BRIEF |
Give back exactly the lines of the material below, starting with the line with "D (4.19 eV)." and going on through the line with "the other 30%).".

PROVIDED INFORMATION |
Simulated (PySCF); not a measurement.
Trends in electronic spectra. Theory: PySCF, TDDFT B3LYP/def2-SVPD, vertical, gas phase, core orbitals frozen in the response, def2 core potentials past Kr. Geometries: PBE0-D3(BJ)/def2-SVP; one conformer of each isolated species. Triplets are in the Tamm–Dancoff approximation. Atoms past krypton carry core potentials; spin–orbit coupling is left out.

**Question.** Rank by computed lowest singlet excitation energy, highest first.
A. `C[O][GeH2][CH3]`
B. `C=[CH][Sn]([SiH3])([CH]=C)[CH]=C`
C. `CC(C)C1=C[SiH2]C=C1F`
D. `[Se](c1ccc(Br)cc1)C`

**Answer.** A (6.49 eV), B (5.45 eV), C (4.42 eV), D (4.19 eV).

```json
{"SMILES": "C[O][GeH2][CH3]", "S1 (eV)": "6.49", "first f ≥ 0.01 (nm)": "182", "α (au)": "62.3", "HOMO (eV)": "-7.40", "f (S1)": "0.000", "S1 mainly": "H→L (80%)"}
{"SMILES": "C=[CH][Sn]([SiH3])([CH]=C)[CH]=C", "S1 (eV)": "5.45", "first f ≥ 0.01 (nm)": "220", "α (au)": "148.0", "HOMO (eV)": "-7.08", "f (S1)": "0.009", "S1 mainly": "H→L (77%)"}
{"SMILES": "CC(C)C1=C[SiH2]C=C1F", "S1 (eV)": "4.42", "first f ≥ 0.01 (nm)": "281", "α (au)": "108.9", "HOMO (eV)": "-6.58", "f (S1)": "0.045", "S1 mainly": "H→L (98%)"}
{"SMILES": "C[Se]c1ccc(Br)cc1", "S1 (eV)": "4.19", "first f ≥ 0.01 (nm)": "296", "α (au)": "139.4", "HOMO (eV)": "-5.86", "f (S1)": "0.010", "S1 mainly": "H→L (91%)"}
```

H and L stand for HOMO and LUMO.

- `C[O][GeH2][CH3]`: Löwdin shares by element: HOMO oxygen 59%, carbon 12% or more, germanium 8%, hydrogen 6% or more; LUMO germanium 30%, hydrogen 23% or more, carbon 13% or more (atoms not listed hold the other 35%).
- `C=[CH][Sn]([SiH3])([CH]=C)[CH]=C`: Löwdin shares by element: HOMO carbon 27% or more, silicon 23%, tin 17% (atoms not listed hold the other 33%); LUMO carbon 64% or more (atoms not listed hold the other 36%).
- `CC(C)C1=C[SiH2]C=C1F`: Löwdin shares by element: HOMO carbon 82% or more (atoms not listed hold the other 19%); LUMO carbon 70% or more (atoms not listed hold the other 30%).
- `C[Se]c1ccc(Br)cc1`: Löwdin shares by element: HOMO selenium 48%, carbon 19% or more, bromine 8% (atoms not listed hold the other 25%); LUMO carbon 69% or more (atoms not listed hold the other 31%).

WRITTEN SOLUTION |
**Answer.** A (6.49 eV), B (5.45 eV), C (4.42 eV), D (4.19 eV).

```json
{"SMILES": "C[O][GeH2][CH3]", "S1 (eV)": "6.49", "first f ≥ 0.01 (nm)": "182", "α (au)": "62.3", "HOMO (eV)": "-7.40", "f (S1)": "0.000", "S1 mainly": "H→L (80%)"}
{"SMILES": "C=[CH][Sn]([SiH3])([CH]=C)[CH]=C", "S1 (eV)": "5.45", "first f ≥ 0.01 (nm)": "220", "α (au)": "148.0", "HOMO (eV)": "-7.08", "f (S1)": "0.009", "S1 mainly": "H→L (77%)"}
{"SMILES": "CC(C)C1=C[SiH2]C=C1F", "S1 (eV)": "4.42", "first f ≥ 0.01 (nm)": "281", "α (au)": "108.9", "HOMO (eV)": "-6.58", "f (S1)": "0.045", "S1 mainly": "H→L (98%)"}
{"SMILES": "C[Se]c1ccc(Br)cc1", "S1 (eV)": "4.19", "first f ≥ 0.01 (nm)": "296", "α (au)": "139.4", "HOMO (eV)": "-5.86", "f (S1)": "0.010", "S1 mainly": "H→L (91%)"}
```

H and L stand for HOMO and LUMO.

- `C[O][GeH2][CH3]`: Löwdin shares by element: HOMO oxygen 59%, carbon 12% or more, germanium 8%, hydrogen 6% or more; LUMO germanium 30%, hydrogen 23% or more, carbon 13% or more (atoms not listed hold the other 35%).
- `C=[CH][Sn]([SiH3])([CH]=C)[CH]=C`: Löwdin shares by element: HOMO carbon 27% or more, silicon 23%, tin 17% (atoms not listed hold the other 33%); LUMO carbon 64% or more (atoms not listed hold the other 36%).
- `CC(C)C1=C[SiH2]C=C1F`: Löwdin shares by element: HOMO carbon 82% or more (atoms not listed hold the other 19%); LUMO carbon 70% or more (atoms not listed hold the other 30%).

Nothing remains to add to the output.